#### Brief:
What this exercise requires is a verbatim reproduction of the data below.

Start of Recorded data

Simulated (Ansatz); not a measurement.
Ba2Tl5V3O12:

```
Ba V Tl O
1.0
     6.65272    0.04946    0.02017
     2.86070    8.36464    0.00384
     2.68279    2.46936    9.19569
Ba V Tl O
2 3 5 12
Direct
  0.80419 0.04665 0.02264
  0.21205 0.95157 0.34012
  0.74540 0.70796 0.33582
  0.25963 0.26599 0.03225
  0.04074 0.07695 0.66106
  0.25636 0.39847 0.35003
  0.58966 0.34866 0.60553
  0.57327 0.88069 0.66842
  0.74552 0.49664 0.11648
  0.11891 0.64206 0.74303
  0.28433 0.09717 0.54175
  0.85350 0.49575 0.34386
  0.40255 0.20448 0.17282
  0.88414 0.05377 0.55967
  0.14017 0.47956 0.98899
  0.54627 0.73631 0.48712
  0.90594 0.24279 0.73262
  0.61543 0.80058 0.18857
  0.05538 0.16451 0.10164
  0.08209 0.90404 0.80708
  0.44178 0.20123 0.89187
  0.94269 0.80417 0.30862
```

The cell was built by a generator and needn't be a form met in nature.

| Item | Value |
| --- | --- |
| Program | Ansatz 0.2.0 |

End of Recorded data

#### Exercise response:
Simulated (Ansatz); not a measurement.
Ba2Tl5V3O12:

```
Ba V Tl O
1.0
     6.65272    0.04946    0.02017
     2.86070    8.36464    0.00384
     2.68279    2.46936    9.19569
Ba V Tl O
2 3 5 12
Direct
  0.80419 0.04665 0.02264
  0.21205 0.95157 0.34012
  0.74540 0.70796 0.33582
  0.25963 0.26599 0.03225
  0.04074 0.07695 0.66106
  0.25636 0.39847 0.35003
  0.58966 0.34866 0.60553
  0.57327 0.88069 0.66842
  0.74552 0.49664 0.11648
  0.11891 0.64206 0.74303
  0.28433 0.09717 0.54175
  0.85350 0.49575 0.34386
  0.40255 0.20448 0.17282
  0.88414 0.05377 0.55967
  0.14017 0.47956 0.98899
  0.54627 0.73631 0.48712
  0.90594 0.24279 0.73262
  0.61543 0.80058 0.18857
  0.05538 0.16451 0.10164
  0.08209 0.90404 0.80708
  0.44178 0.20123 0.89187
  0.94269 0.80417 0.30862
```

The cell was built by a generator and needn't be a form met in nature.

| Item | Value |
| --- | --- |
| Program | Ansatz 0.2.0 |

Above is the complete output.